§ STUDY MATERIAL
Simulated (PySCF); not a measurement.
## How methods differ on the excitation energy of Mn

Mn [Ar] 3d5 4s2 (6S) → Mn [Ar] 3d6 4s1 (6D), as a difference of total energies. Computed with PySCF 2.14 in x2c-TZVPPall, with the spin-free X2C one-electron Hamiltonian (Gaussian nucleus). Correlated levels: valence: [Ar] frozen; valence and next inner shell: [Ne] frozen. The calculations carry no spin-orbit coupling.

§ ASSIGNMENT
Retyping the data above exactly and in full is the task.

§ EXERCISE ANSWER
Simulated (PySCF); not a measurement.
## How methods differ on the excitation energy of Mn

Mn [Ar] 3d5 4s2 (6S) → Mn [Ar] 3d6 4s1 (6D), as a difference of total energies. Computed with PySCF 2.14 in x2c-TZVPPall, with the spin-free X2C one-electron Hamiltonian (Gaussian nucleus). Correlated levels: valence: [Ar] frozen; valence and next inner shell: [Ne] frozen. The calculations carry no spin-orbit coupling.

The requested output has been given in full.